→ BRIEF
Lines from the start of the data through the line containing "Program: VASP 6.6.1" must be given again exactly. Leave the others out.

[[ INFORMATION SUPPLIED, beginning ]]

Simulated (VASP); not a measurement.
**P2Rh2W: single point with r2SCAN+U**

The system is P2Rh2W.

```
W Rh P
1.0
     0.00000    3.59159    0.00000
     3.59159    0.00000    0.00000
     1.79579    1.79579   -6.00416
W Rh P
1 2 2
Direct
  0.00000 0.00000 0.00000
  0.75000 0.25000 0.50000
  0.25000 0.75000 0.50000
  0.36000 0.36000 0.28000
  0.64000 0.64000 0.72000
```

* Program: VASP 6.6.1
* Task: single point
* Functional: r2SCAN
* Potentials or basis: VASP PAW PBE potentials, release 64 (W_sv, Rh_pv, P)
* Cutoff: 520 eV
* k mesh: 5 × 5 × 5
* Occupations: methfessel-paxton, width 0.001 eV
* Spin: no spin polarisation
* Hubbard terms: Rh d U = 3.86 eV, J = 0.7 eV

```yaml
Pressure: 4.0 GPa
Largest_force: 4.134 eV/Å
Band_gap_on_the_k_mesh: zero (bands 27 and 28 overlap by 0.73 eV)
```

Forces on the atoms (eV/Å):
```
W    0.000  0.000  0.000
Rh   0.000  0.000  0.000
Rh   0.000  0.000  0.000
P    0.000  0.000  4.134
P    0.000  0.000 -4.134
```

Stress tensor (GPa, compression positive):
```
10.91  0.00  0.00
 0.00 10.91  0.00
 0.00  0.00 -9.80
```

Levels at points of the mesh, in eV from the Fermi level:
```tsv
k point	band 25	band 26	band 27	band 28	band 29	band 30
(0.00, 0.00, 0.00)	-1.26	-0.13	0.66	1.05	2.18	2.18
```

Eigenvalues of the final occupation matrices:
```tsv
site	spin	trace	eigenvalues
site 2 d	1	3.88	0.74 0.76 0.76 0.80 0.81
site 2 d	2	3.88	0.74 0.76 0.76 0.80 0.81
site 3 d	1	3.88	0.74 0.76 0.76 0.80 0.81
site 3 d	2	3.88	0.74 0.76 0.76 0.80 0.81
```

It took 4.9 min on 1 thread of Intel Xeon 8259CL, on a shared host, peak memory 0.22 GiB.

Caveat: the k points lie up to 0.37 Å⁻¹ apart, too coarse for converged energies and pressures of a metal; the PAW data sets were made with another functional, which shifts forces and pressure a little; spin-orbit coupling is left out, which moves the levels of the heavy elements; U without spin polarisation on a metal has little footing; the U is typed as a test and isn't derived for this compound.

[[ INFORMATION SUPPLIED, end ]]

→ ANSWER BOX
Simulated (VASP); not a measurement.
**P2Rh2W: single point with r2SCAN+U**

The system is P2Rh2W.

```
W Rh P
1.0
     0.00000    3.59159    0.00000
     3.59159    0.00000    0.00000
     1.79579    1.79579   -6.00416
W Rh P
1 2 2
Direct
  0.00000 0.00000 0.00000
  0.75000 0.25000 0.50000
  0.25000 0.75000 0.50000
  0.36000 0.36000 0.28000
  0.64000 0.64000 0.72000
```

* Program: VASP 6.6.1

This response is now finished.